TASK ITEM: In the listing below, the lines starting with the line with "B. cutoff from" and going on through the line with "C. functional from" are to be reproduced exactly, and only those.

[Opening DATA PROVIDED section]

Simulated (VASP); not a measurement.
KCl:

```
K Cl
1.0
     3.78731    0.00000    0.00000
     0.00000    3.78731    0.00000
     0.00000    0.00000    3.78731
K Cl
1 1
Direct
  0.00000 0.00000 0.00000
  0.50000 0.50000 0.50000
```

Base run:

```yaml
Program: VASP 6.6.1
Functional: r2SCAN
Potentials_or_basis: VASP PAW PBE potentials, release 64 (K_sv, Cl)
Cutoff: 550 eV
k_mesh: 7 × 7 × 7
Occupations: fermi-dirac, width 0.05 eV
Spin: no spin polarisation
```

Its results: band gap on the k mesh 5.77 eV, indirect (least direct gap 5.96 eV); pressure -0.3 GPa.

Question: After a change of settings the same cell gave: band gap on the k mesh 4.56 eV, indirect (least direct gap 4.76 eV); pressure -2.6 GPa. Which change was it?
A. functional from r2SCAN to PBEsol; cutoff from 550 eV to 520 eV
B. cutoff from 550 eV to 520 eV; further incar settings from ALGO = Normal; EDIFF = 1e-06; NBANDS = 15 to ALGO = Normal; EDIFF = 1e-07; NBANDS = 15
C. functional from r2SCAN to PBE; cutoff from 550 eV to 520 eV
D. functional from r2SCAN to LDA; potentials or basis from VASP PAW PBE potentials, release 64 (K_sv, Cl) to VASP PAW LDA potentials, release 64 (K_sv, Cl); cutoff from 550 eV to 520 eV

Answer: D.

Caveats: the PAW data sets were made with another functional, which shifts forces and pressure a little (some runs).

[Closing DATA PROVIDED section]

EXERCISE OUTPUT:
B. cutoff from 550 eV to 520 eV; further incar settings from ALGO = Normal; EDIFF = 1e-06; NBANDS = 15 to ALGO = Normal; EDIFF = 1e-07; NBANDS = 15
C. functional from r2SCAN to PBE; cutoff from 550 eV to 520 eV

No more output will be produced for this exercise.